Information shown ::
------------------------------

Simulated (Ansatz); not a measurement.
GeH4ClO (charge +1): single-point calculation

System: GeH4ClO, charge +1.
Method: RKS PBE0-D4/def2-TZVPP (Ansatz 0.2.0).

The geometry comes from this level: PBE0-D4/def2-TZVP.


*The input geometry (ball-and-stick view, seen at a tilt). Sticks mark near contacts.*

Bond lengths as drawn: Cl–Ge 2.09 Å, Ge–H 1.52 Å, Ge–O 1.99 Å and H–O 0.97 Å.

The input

------------------------------

Task item :: Beginning with the line containing "GeH4ClO (charge +1): single-point calculation" and ending with the line containing "Bond lengths as", extract those lines exactly from the listing above, and only those.

Response box ::
GeH4ClO (charge +1): single-point calculation

System: GeH4ClO, charge +1.
Method: RKS PBE0-D4/def2-TZVPP (Ansatz 0.2.0).

The geometry comes from this level: PBE0-D4/def2-TZVP.


*The input geometry (ball-and-stick view, seen at a tilt). Sticks mark near contacts.*

Bond lengths as drawn: Cl–Ge 2.09 Å, Ge–H 1.52 Å, Ge–O 1.99 Å and H–O 0.97 Å.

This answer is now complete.